Assigned task
Only these lines are needed: the first line of the entries below through the line with "Task: Simulate the", each returned exactly.

*** Block opens ***

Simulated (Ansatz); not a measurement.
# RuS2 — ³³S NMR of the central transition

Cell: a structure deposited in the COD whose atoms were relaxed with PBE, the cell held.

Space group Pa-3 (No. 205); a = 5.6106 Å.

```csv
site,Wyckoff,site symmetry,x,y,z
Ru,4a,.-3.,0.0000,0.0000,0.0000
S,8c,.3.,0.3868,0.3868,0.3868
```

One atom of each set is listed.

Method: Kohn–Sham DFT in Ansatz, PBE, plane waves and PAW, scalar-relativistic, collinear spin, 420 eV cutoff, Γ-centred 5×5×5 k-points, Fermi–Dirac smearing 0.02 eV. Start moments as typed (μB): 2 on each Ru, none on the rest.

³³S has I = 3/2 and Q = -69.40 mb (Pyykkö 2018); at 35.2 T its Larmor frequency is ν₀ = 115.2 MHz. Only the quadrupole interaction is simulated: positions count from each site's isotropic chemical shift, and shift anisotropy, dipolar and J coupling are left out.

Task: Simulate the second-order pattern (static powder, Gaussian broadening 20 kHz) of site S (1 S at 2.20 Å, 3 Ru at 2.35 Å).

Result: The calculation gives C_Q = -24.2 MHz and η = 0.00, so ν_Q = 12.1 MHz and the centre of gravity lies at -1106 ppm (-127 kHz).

*** Block closes ***

Exercise output
Simulated (Ansatz); not a measurement.
# RuS2 — ³³S NMR of the central transition

Cell: a structure deposited in the COD whose atoms were relaxed with PBE, the cell held.

Space group Pa-3 (No. 205); a = 5.6106 Å.

```csv
site,Wyckoff,site symmetry,x,y,z
Ru,4a,.-3.,0.0000,0.0000,0.0000
S,8c,.3.,0.3868,0.3868,0.3868
```

One atom of each set is listed.

Method: Kohn–Sham DFT in Ansatz, PBE, plane waves and PAW, scalar-relativistic, collinear spin, 420 eV cutoff, Γ-centred 5×5×5 k-points, Fermi–Dirac smearing 0.02 eV. Start moments as typed (μB): 2 on each Ru, none on the rest.

³³S has I = 3/2 and Q = -69.40 mb (Pyykkö 2018); at 35.2 T its Larmor frequency is ν₀ = 115.2 MHz. Only the quadrupole interaction is simulated: positions count from each site's isotropic chemical shift, and shift anisotropy, dipolar and J coupling are left out.

Task: Simulate the second-order pattern (static powder, Gaussian broadening 20 kHz) of site S (1 S at 2.20 Å, 3 Ru at 2.35 Å).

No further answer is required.